*PROVIDED DATA:*
..............................
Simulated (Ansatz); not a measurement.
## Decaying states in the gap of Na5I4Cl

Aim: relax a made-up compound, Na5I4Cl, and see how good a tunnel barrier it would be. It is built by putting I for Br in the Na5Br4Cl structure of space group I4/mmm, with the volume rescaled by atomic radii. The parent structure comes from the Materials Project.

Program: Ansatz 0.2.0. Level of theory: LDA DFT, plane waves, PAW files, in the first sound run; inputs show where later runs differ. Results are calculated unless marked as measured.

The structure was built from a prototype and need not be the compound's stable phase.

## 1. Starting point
..............................

*BRIEF:* Each line above must be retyped exactly in the response.

*YOUR RESPONSE:*
Simulated (Ansatz); not a measurement.
## Decaying states in the gap of Na5I4Cl

Aim: relax a made-up compound, Na5I4Cl, and see how good a tunnel barrier it would be. It is built by putting I for Br in the Na5Br4Cl structure of space group I4/mmm, with the volume rescaled by atomic radii. The parent structure comes from the Materials Project.

Program: Ansatz 0.2.0. Level of theory: LDA DFT, plane waves, PAW files, in the first sound run; inputs show where later runs differ. Results are calculated unless marked as measured.

The structure was built from a prototype and need not be the compound's stable phase.

## 1. Starting point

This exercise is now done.